BEGIN STUDY MATERIAL
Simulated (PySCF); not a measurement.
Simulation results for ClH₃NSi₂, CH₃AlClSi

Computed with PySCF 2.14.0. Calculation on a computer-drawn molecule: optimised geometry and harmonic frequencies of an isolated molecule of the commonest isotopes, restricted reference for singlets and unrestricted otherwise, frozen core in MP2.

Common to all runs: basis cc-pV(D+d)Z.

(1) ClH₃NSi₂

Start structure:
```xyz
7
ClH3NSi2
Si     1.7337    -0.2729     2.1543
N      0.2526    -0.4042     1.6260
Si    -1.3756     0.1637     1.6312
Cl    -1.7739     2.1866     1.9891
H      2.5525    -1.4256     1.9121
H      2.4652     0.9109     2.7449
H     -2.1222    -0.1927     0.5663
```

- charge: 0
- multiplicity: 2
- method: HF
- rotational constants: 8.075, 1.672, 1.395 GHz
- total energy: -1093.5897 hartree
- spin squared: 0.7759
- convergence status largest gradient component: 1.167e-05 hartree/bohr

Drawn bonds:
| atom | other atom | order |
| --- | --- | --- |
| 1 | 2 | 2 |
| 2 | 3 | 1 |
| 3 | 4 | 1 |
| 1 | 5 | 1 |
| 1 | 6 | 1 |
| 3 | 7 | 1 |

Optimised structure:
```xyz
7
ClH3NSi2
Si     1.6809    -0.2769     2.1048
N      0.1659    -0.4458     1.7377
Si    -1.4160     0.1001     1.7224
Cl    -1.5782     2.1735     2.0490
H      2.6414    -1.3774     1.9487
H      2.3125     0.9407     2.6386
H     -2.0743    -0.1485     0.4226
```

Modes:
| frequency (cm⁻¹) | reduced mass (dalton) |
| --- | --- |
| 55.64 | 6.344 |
END STUDY MATERIAL

> ASSIGNMENT
Copy out each line of the data exactly.

> REPLY
Simulated (PySCF); not a measurement.
Simulation results for ClH₃NSi₂, CH₃AlClSi

Computed with PySCF 2.14.0. Calculation on a computer-drawn molecule: optimised geometry and harmonic frequencies of an isolated molecule of the commonest isotopes, restricted reference for singlets and unrestricted otherwise, frozen core in MP2.

Common to all runs: basis cc-pV(D+d)Z.

(1) ClH₃NSi₂

Start structure:
```xyz
7
ClH3NSi2
Si     1.7337    -0.2729     2.1543
N      0.2526    -0.4042     1.6260
Si    -1.3756     0.1637     1.6312
Cl    -1.7739     2.1866     1.9891
H      2.5525    -1.4256     1.9121
H      2.4652     0.9109     2.7449
H     -2.1222    -0.1927     0.5663
```

- charge: 0
- multiplicity: 2
- method: HF
- rotational constants: 8.075, 1.672, 1.395 GHz
- total energy: -1093.5897 hartree
- spin squared: 0.7759
- convergence status largest gradient component: 1.167e-05 hartree/bohr

Drawn bonds:
| atom | other atom | order |
| --- | --- | --- |
| 1 | 2 | 2 |
| 2 | 3 | 1 |
| 3 | 4 | 1 |
| 1 | 5 | 1 |
| 1 | 6 | 1 |
| 3 | 7 | 1 |

Optimised structure:
```xyz
7
ClH3NSi2
Si     1.6809    -0.2769     2.1048
N      0.1659    -0.4458     1.7377
Si    -1.4160     0.1001     1.7224
Cl    -1.5782     2.1735     2.0490
H      2.6414    -1.3774     1.9487
H      2.3125     0.9407     2.6386
H     -2.0743    -0.1485     0.4226
```

Modes:
| frequency (cm⁻¹) | reduced mass (dalton) |
| --- | --- |
| 55.64 | 6.344 |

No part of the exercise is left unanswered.